- [Work instruction] Give back an exact copy of the lines in the records below, from the line that has "Ansatz 0.2.0 |" through the line that has "less VASP |", and nothing besides.

- [Provided records]
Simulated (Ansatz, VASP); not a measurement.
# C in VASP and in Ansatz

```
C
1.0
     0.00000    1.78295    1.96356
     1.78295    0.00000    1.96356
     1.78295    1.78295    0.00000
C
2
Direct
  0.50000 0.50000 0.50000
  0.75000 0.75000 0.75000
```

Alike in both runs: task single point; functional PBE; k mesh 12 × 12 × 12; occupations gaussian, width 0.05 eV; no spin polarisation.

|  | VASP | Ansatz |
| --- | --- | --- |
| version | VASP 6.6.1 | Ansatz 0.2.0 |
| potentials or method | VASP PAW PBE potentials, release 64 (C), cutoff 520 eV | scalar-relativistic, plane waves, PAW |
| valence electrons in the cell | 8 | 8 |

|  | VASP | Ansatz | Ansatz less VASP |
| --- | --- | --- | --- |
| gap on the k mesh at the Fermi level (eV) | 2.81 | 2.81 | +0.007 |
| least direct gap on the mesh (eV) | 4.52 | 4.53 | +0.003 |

- [Answer area]
| version | VASP 6.6.1 | Ansatz 0.2.0 |
| potentials or method | VASP PAW PBE potentials, release 64 (C), cutoff 520 eV | scalar-relativistic, plane waves, PAW |
| valence electrons in the cell | 8 | 8 |

|  | VASP | Ansatz | Ansatz less VASP |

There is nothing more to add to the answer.